- _Exercise data_:
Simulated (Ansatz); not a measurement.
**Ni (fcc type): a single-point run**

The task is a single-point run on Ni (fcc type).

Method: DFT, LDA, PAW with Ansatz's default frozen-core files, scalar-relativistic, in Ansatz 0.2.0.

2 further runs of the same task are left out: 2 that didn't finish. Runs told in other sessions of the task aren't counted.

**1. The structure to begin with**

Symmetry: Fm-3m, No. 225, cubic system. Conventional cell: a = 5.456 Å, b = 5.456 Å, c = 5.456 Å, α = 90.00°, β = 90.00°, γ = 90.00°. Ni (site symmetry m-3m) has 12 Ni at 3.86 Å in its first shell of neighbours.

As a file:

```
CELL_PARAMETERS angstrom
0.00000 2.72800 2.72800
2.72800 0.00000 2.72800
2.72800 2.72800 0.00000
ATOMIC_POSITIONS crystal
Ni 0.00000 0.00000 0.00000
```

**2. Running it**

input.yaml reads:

- _Work order_: Output all of the material exactly.

- _Task output_:
Simulated (Ansatz); not a measurement.
**Ni (fcc type): a single-point run**

The task is a single-point run on Ni (fcc type).

Method: DFT, LDA, PAW with Ansatz's default frozen-core files, scalar-relativistic, in Ansatz 0.2.0.

2 further runs of the same task are left out: 2 that didn't finish. Runs told in other sessions of the task aren't counted.

**1. The structure to begin with**

Symmetry: Fm-3m, No. 225, cubic system. Conventional cell: a = 5.456 Å, b = 5.456 Å, c = 5.456 Å, α = 90.00°, β = 90.00°, γ = 90.00°. Ni (site symmetry m-3m) has 12 Ni at 3.86 Å in its first shell of neighbours.

As a file:

```
CELL_PARAMETERS angstrom
0.00000 2.72800 2.72800
2.72800 0.00000 2.72800
2.72800 2.72800 0.00000
ATOMIC_POSITIONS crystal
Ni 0.00000 0.00000 0.00000
```

**2. Running it**

input.yaml reads:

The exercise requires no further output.